____________________

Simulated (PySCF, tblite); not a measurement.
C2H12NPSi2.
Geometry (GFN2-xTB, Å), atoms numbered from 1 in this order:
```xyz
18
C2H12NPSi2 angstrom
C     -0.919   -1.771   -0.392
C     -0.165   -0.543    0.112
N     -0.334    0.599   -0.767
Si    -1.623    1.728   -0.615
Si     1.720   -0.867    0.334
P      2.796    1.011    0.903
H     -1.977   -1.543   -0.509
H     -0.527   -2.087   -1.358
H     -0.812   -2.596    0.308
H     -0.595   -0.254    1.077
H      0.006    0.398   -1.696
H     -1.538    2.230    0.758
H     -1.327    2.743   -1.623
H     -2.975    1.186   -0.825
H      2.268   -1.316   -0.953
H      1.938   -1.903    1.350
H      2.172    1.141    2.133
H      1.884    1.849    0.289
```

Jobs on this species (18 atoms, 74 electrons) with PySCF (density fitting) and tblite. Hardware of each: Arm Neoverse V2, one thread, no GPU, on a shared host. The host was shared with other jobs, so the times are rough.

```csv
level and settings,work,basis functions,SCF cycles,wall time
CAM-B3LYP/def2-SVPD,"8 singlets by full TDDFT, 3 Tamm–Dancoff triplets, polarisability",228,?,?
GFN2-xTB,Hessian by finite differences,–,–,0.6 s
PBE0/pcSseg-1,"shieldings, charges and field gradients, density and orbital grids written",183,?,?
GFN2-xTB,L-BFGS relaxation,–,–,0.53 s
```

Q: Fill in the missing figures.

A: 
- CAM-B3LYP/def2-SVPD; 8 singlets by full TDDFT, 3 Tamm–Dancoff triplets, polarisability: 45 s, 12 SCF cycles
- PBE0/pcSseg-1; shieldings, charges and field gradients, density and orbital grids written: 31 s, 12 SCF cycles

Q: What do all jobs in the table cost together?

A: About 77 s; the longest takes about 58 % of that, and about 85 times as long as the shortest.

____________________

Action item:
Print the records above verbatim from their first line to the line containing "Q: What do all", both included, and stop there.

Response area:
Simulated (PySCF, tblite); not a measurement.
C2H12NPSi2.
Geometry (GFN2-xTB, Å), atoms numbered from 1 in this order:
```xyz
18
C2H12NPSi2 angstrom
C     -0.919   -1.771   -0.392
C     -0.165   -0.543    0.112
N     -0.334    0.599   -0.767
Si    -1.623    1.728   -0.615
Si     1.720   -0.867    0.334
P      2.796    1.011    0.903
H     -1.977   -1.543   -0.509
H     -0.527   -2.087   -1.358
H     -0.812   -2.596    0.308
H     -0.595   -0.254    1.077
H      0.006    0.398   -1.696
H     -1.538    2.230    0.758
H     -1.327    2.743   -1.623
H     -2.975    1.186   -0.825
H      2.268   -1.316   -0.953
H      1.938   -1.903    1.350
H      2.172    1.141    2.133
H      1.884    1.849    0.289
```

Jobs on this species (18 atoms, 74 electrons) with PySCF (density fitting) and tblite. Hardware of each: Arm Neoverse V2, one thread, no GPU, on a shared host. The host was shared with other jobs, so the times are rough.

```csv
level and settings,work,basis functions,SCF cycles,wall time
CAM-B3LYP/def2-SVPD,"8 singlets by full TDDFT, 3 Tamm–Dancoff triplets, polarisability",228,?,?
GFN2-xTB,Hessian by finite differences,–,–,0.6 s
PBE0/pcSseg-1,"shieldings, charges and field gradients, density and orbital grids written",183,?,?
GFN2-xTB,L-BFGS relaxation,–,–,0.53 s
```

Q: Fill in the missing figures.

A: 
- CAM-B3LYP/def2-SVPD; 8 singlets by full TDDFT, 3 Tamm–Dancoff triplets, polarisability: 45 s, 12 SCF cycles
- PBE0/pcSseg-1; shieldings, charges and field gradients, density and orbital grids written: 31 s, 12 SCF cycles

Q: What do all jobs in the table cost together?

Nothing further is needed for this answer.